§ **Task item**: Every line of the material must be copied exactly.

•••••

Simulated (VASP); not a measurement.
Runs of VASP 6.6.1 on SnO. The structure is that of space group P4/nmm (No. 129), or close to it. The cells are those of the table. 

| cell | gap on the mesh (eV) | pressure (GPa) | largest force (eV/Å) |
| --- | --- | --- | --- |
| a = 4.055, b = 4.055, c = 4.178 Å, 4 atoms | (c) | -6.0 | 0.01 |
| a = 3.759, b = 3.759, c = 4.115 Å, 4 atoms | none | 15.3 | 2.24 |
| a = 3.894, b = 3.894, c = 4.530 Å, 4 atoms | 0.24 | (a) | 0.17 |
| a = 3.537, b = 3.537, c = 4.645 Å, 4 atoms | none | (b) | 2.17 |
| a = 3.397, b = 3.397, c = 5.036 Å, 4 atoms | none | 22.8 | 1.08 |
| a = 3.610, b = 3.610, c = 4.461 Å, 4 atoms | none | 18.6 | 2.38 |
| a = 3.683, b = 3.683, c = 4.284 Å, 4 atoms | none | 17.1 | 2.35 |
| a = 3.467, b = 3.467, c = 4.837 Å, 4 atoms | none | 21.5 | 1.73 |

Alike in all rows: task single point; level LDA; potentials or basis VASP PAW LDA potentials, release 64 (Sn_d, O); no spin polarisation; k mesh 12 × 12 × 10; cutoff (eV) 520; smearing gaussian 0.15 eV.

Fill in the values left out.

•••••

§ **Written reply**:
Simulated (VASP); not a measurement.
Runs of VASP 6.6.1 on SnO. The structure is that of space group P4/nmm (No. 129), or close to it. The cells are those of the table. 

| cell | gap on the mesh (eV) | pressure (GPa) | largest force (eV/Å) |
| --- | --- | --- | --- |
| a = 4.055, b = 4.055, c = 4.178 Å, 4 atoms | (c) | -6.0 | 0.01 |
| a = 3.759, b = 3.759, c = 4.115 Å, 4 atoms | none | 15.3 | 2.24 |
| a = 3.894, b = 3.894, c = 4.530 Å, 4 atoms | 0.24 | (a) | 0.17 |
| a = 3.537, b = 3.537, c = 4.645 Å, 4 atoms | none | (b) | 2.17 |
| a = 3.397, b = 3.397, c = 5.036 Å, 4 atoms | none | 22.8 | 1.08 |
| a = 3.610, b = 3.610, c = 4.461 Å, 4 atoms | none | 18.6 | 2.38 |
| a = 3.683, b = 3.683, c = 4.284 Å, 4 atoms | none | 17.1 | 2.35 |
| a = 3.467, b = 3.467, c = 4.837 Å, 4 atoms | none | 21.5 | 1.73 |

Alike in all rows: task single point; level LDA; potentials or basis VASP PAW LDA potentials, release 64 (Sn_d, O); no spin polarisation; k mesh 12 × 12 × 10; cutoff (eV) 520; smearing gaussian 0.15 eV.

Fill in the values left out.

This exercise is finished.